:: Listed entries ::
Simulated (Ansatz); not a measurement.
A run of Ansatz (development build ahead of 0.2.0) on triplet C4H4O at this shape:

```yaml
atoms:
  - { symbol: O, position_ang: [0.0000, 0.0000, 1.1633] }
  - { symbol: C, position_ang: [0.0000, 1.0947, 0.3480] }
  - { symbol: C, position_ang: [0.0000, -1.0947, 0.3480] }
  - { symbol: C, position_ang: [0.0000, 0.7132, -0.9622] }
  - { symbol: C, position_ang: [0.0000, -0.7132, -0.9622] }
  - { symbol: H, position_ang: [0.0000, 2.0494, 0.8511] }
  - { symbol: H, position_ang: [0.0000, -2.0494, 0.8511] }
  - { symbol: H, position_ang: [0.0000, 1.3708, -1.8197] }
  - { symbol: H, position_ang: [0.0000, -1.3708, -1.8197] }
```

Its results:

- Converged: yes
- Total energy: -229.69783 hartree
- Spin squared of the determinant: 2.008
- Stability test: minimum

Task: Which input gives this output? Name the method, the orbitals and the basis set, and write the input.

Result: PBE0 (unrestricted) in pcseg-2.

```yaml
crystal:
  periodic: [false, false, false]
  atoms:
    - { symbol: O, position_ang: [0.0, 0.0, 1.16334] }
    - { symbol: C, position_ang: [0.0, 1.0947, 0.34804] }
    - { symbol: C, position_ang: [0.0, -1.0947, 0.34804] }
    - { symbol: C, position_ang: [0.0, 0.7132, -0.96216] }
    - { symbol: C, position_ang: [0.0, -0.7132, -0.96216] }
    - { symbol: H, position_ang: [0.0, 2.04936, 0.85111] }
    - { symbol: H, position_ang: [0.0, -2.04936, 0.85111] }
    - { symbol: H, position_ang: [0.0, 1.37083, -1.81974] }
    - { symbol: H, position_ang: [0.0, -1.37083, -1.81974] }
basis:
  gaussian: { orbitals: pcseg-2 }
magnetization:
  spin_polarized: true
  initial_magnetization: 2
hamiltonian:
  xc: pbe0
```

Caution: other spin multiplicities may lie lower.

:: Action item ::
The first line of the records and every line down to the line with "- Stability test: minimum" must be quoted exactly; leave out all else.

:: Exercise response ::
Simulated (Ansatz); not a measurement.
A run of Ansatz (development build ahead of 0.2.0) on triplet C4H4O at this shape:

```yaml
atoms:
  - { symbol: O, position_ang: [0.0000, 0.0000, 1.1633] }
  - { symbol: C, position_ang: [0.0000, 1.0947, 0.3480] }
  - { symbol: C, position_ang: [0.0000, -1.0947, 0.3480] }
  - { symbol: C, position_ang: [0.0000, 0.7132, -0.9622] }
  - { symbol: C, position_ang: [0.0000, -0.7132, -0.9622] }
  - { symbol: H, position_ang: [0.0000, 2.0494, 0.8511] }
  - { symbol: H, position_ang: [0.0000, -2.0494, 0.8511] }
  - { symbol: H, position_ang: [0.0000, 1.3708, -1.8197] }
  - { symbol: H, position_ang: [0.0000, -1.3708, -1.8197] }
```

Its results:

- Converged: yes
- Total energy: -229.69783 hartree
- Spin squared of the determinant: 2.008
- Stability test: minimum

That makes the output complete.